Starting at the top of the entries, restate word for word each line up to and including the one with "T1 | T2 | T3 |".

### Data

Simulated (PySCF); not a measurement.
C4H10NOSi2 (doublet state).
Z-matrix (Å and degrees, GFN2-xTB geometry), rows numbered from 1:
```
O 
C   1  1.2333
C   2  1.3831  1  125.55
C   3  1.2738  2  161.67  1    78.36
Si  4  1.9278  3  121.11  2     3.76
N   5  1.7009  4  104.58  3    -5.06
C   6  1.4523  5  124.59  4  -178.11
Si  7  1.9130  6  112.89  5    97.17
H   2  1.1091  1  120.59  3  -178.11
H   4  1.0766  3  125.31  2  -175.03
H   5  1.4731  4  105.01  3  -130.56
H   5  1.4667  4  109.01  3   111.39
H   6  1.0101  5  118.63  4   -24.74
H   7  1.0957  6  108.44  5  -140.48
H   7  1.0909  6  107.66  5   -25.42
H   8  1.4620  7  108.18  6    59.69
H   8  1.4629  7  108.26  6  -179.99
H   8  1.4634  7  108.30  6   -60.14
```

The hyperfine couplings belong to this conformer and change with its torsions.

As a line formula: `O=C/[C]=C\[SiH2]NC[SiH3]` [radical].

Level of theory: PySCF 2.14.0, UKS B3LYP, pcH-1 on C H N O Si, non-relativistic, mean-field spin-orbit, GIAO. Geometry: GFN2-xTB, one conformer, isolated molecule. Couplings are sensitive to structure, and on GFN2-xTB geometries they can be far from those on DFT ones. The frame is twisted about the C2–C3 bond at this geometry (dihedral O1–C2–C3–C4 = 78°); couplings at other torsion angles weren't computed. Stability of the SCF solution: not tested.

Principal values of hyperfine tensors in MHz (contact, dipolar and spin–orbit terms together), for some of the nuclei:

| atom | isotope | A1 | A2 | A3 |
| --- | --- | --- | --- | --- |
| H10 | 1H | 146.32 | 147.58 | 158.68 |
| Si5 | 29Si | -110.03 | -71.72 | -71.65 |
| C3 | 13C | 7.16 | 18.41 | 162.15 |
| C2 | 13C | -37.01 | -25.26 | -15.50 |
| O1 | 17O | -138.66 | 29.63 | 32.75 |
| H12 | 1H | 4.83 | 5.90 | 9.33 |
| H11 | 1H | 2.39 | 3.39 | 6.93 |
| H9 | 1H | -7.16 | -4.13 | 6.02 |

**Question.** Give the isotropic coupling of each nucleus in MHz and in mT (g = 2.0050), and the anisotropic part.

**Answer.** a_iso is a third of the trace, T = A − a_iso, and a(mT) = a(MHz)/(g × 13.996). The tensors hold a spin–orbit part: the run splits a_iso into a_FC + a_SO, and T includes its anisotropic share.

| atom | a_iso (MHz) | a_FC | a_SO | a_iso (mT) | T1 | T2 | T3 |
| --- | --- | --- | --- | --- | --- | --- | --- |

######

▸ **Exercise result**:
Simulated (PySCF); not a measurement.
C4H10NOSi2 (doublet state).
Z-matrix (Å and degrees, GFN2-xTB geometry), rows numbered from 1:
```
O 
C   1  1.2333
C   2  1.3831  1  125.55
C   3  1.2738  2  161.67  1    78.36
Si  4  1.9278  3  121.11  2     3.76
N   5  1.7009  4  104.58  3    -5.06
C   6  1.4523  5  124.59  4  -178.11
Si  7  1.9130  6  112.89  5    97.17
H   2  1.1091  1  120.59  3  -178.11
H   4  1.0766  3  125.31  2  -175.03
H   5  1.4731  4  105.01  3  -130.56
H   5  1.4667  4  109.01  3   111.39
H   6  1.0101  5  118.63  4   -24.74
H   7  1.0957  6  108.44  5  -140.48
H   7  1.0909  6  107.66  5   -25.42
H   8  1.4620  7  108.18  6    59.69
H   8  1.4629  7  108.26  6  -179.99
H   8  1.4634  7  108.30  6   -60.14
```

The hyperfine couplings belong to this conformer and change with its torsions.

As a line formula: `O=C/[C]=C\[SiH2]NC[SiH3]` [radical].

Level of theory: PySCF 2.14.0, UKS B3LYP, pcH-1 on C H N O Si, non-relativistic, mean-field spin-orbit, GIAO. Geometry: GFN2-xTB, one conformer, isolated molecule. Couplings are sensitive to structure, and on GFN2-xTB geometries they can be far from those on DFT ones. The frame is twisted about the C2–C3 bond at this geometry (dihedral O1–C2–C3–C4 = 78°); couplings at other torsion angles weren't computed. Stability of the SCF solution: not tested.

Principal values of hyperfine tensors in MHz (contact, dipolar and spin–orbit terms together), for some of the nuclei:

| atom | isotope | A1 | A2 | A3 |
| --- | --- | --- | --- | --- |
| H10 | 1H | 146.32 | 147.58 | 158.68 |
| Si5 | 29Si | -110.03 | -71.72 | -71.65 |
| C3 | 13C | 7.16 | 18.41 | 162.15 |
| C2 | 13C | -37.01 | -25.26 | -15.50 |
| O1 | 17O | -138.66 | 29.63 | 32.75 |
| H12 | 1H | 4.83 | 5.90 | 9.33 |
| H11 | 1H | 2.39 | 3.39 | 6.93 |
| H9 | 1H | -7.16 | -4.13 | 6.02 |

**Question.** Give the isotropic coupling of each nucleus in MHz and in mT (g = 2.0050), and the anisotropic part.

**Answer.** a_iso is a third of the trace, T = A − a_iso, and a(mT) = a(MHz)/(g × 13.996). The tensors hold a spin–orbit part: the run splits a_iso into a_FC + a_SO, and T includes its anisotropic share.

| atom | a_iso (MHz) | a_FC | a_SO | a_iso (mT) | T1 | T2 | T3 |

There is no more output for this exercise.